● **Raw data**
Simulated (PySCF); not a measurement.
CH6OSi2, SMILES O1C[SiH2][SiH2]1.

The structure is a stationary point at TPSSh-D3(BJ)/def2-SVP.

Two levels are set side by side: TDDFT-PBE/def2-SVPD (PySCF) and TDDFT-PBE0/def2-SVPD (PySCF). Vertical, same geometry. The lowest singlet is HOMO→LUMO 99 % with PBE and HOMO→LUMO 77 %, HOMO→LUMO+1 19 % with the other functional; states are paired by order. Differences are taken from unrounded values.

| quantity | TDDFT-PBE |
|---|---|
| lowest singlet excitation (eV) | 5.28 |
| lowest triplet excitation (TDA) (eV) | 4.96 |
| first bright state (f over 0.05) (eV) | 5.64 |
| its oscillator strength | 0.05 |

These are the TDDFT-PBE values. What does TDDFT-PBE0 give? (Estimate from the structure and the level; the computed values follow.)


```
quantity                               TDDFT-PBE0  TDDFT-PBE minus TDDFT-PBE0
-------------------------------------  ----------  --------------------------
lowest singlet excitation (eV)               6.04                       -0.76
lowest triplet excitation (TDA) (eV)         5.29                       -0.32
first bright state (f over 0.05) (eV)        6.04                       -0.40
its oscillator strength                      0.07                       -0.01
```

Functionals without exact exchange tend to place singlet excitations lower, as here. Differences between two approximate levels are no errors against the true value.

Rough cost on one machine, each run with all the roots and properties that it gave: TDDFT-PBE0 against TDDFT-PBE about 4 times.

● **Work item**
Reproduce verbatim only the segment of the listing bounded by the line containing "CH6OSi2, SMILES O1C[SiH2][SiH2]1." and the line containing "The structure is", with both boundary lines included.

● **Your response**
CH6OSi2, SMILES O1C[SiH2][SiH2]1.

The structure is a stationary point at TPSSh-D3(BJ)/def2-SVP.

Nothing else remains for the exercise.